ASSIGNED TASK:
Stopping at the line that holds "Functional | PBEsol |", repeat the lines below exactly, starting from the very first and including that final line.

········
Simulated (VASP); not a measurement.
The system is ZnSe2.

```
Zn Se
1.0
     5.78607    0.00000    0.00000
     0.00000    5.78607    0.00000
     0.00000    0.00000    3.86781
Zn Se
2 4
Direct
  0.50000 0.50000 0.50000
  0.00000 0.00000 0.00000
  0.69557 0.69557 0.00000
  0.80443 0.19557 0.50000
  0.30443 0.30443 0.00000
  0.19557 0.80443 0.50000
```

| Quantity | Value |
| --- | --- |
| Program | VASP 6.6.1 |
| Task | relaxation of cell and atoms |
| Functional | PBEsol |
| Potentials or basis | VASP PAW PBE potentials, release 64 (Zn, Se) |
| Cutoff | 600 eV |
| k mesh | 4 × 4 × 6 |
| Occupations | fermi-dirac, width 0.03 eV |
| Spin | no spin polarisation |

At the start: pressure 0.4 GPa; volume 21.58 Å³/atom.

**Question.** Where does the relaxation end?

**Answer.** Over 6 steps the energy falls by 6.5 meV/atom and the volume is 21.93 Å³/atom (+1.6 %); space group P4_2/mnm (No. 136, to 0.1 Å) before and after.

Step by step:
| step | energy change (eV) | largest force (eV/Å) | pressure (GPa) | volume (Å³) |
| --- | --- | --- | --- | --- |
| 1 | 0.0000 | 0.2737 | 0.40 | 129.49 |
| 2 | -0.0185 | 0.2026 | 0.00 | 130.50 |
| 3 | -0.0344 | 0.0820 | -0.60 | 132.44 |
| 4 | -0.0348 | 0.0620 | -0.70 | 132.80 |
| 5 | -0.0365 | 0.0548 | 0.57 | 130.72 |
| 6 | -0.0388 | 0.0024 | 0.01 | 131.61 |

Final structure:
········

TASK OUTPUT:
Simulated (VASP); not a measurement.
The system is ZnSe2.

```
Zn Se
1.0
     5.78607    0.00000    0.00000
     0.00000    5.78607    0.00000
     0.00000    0.00000    3.86781
Zn Se
2 4
Direct
  0.50000 0.50000 0.50000
  0.00000 0.00000 0.00000
  0.69557 0.69557 0.00000
  0.80443 0.19557 0.50000
  0.30443 0.30443 0.00000
  0.19557 0.80443 0.50000
```

| Quantity | Value |
| --- | --- |
| Program | VASP 6.6.1 |
| Task | relaxation of cell and atoms |
| Functional | PBEsol |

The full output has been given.